Requirement: The whole listing is to be restated, character for character.

- - - - -

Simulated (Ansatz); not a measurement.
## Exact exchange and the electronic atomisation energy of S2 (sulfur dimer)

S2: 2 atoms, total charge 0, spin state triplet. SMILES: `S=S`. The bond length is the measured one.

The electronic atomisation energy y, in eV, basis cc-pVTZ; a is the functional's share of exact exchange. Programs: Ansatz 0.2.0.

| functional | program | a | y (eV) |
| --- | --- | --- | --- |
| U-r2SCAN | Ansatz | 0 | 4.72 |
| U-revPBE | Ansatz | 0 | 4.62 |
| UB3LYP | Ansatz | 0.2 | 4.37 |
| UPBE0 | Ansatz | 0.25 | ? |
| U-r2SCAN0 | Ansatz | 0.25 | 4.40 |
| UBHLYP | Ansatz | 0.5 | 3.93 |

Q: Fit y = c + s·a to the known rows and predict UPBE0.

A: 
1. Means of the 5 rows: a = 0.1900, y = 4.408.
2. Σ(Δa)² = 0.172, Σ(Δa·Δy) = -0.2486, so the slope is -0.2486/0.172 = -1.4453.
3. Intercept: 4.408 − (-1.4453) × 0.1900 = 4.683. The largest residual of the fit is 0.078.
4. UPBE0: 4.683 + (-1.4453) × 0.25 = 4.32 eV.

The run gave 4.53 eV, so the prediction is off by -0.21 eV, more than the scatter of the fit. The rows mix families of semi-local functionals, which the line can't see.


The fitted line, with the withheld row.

- - - - -

Expected answer:
Simulated (Ansatz); not a measurement.
## Exact exchange and the electronic atomisation energy of S2 (sulfur dimer)

S2: 2 atoms, total charge 0, spin state triplet. SMILES: `S=S`. The bond length is the measured one.

The electronic atomisation energy y, in eV, basis cc-pVTZ; a is the functional's share of exact exchange. Programs: Ansatz 0.2.0.

| functional | program | a | y (eV) |
| --- | --- | --- | --- |
| U-r2SCAN | Ansatz | 0 | 4.72 |
| U-revPBE | Ansatz | 0 | 4.62 |
| UB3LYP | Ansatz | 0.2 | 4.37 |
| UPBE0 | Ansatz | 0.25 | ? |
| U-r2SCAN0 | Ansatz | 0.25 | 4.40 |
| UBHLYP | Ansatz | 0.5 | 3.93 |

Q: Fit y = c + s·a to the known rows and predict UPBE0.

A: 
1. Means of the 5 rows: a = 0.1900, y = 4.408.
2. Σ(Δa)² = 0.172, Σ(Δa·Δy) = -0.2486, so the slope is -0.2486/0.172 = -1.4453.
3. Intercept: 4.408 − (-1.4453) × 0.1900 = 4.683. The largest residual of the fit is 0.078.
4. UPBE0: 4.683 + (-1.4453) × 0.25 = 4.32 eV.

The run gave 4.53 eV, so the prediction is off by -0.21 eV, more than the scatter of the fit. The rows mix families of semi-local functionals, which the line can't see.


The fitted line, with the withheld row.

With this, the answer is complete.